[REQUIRED ACTION] Give back exactly the lines that run from the beginning of the entries to the line containing "Answer: 1.31 eV (least direct gap 1.51 eV).", both included, and nothing else.

[SUPPLIED MATERIAL]
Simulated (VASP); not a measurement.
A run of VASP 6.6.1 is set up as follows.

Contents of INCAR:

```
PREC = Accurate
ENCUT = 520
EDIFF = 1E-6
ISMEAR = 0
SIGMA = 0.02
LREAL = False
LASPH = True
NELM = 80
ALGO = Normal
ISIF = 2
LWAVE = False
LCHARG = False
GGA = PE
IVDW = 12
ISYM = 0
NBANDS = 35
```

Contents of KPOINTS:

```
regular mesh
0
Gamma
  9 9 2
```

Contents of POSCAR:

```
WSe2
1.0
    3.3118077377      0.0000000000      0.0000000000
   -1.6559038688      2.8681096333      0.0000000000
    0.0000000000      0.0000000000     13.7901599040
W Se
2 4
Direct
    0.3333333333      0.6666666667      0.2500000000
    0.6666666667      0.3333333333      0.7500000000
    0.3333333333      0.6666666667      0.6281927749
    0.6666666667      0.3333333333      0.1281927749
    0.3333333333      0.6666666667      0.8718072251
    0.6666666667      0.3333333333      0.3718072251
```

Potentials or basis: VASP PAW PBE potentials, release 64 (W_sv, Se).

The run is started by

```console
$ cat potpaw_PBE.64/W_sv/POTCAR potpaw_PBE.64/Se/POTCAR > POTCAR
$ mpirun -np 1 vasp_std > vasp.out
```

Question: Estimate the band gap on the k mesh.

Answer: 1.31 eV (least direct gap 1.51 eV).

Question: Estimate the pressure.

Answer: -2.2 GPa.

[RESULT]
Simulated (VASP); not a measurement.
A run of VASP 6.6.1 is set up as follows.

Contents of INCAR:

```
PREC = Accurate
ENCUT = 520
EDIFF = 1E-6
ISMEAR = 0
SIGMA = 0.02
LREAL = False
LASPH = True
NELM = 80
ALGO = Normal
ISIF = 2
LWAVE = False
LCHARG = False
GGA = PE
IVDW = 12
ISYM = 0
NBANDS = 35
```

Contents of KPOINTS:

```
regular mesh
0
Gamma
  9 9 2
```

Contents of POSCAR:

```
WSe2
1.0
    3.3118077377      0.0000000000      0.0000000000
   -1.6559038688      2.8681096333      0.0000000000
    0.0000000000      0.0000000000     13.7901599040
W Se
2 4
Direct
    0.3333333333      0.6666666667      0.2500000000
    0.6666666667      0.3333333333      0.7500000000
    0.3333333333      0.6666666667      0.6281927749
    0.6666666667      0.3333333333      0.1281927749
    0.3333333333      0.6666666667      0.8718072251
    0.6666666667      0.3333333333      0.3718072251
```

Potentials or basis: VASP PAW PBE potentials, release 64 (W_sv, Se).

The run is started by

```console
$ cat potpaw_PBE.64/W_sv/POTCAR potpaw_PBE.64/Se/POTCAR > POTCAR
$ mpirun -np 1 vasp_std > vasp.out
```

Question: Estimate the band gap on the k mesh.

Answer: 1.31 eV (least direct gap 1.51 eV).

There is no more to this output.